Entries supplied:
--- --- ---
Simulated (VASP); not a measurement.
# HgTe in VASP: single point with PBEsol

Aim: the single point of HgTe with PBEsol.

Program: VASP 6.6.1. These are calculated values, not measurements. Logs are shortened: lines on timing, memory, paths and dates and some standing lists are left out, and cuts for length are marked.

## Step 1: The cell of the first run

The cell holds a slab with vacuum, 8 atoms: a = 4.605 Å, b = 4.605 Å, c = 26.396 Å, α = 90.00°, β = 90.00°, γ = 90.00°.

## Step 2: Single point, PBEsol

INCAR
--- --- ---

Work item: Reproduce every line above without error.

Exercise output:
Simulated (VASP); not a measurement.
# HgTe in VASP: single point with PBEsol

Aim: the single point of HgTe with PBEsol.

Program: VASP 6.6.1. These are calculated values, not measurements. Logs are shortened: lines on timing, memory, paths and dates and some standing lists are left out, and cuts for length are marked.

## Step 1: The cell of the first run

The cell holds a slab with vacuum, 8 atoms: a = 4.605 Å, b = 4.605 Å, c = 26.396 Å, α = 90.00°, β = 90.00°, γ = 90.00°.

## Step 2: Single point, PBEsol

INCAR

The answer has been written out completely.